- _Information provided_:
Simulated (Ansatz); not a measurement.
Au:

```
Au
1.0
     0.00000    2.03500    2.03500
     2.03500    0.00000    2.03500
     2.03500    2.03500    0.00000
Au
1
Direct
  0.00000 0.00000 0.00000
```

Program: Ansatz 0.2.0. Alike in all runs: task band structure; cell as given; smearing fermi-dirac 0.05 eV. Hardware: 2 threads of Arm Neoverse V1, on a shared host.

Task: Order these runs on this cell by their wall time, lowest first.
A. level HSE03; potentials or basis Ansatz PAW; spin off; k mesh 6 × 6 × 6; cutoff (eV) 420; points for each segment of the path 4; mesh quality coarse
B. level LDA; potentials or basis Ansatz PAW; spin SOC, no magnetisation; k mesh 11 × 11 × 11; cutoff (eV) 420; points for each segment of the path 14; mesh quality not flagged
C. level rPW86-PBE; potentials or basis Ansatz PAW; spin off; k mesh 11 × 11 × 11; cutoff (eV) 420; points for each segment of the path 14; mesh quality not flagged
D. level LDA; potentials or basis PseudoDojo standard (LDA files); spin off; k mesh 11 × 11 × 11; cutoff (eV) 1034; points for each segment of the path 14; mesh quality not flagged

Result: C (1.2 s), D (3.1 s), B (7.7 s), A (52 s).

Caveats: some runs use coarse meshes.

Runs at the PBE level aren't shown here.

- _Requirement_: Only the lines above starting with the one with "D. level LDA;" and going through the one with "Caveats: some runs use coarse meshes." are to be copied, word for word and with both ends kept.

- _Exercise output_:
D. level LDA; potentials or basis PseudoDojo standard (LDA files); spin off; k mesh 11 × 11 × 11; cutoff (eV) 1034; points for each segment of the path 14; mesh quality not flagged

Result: C (1.2 s), D (3.1 s), B (7.7 s), A (52 s).

Caveats: some runs use coarse meshes.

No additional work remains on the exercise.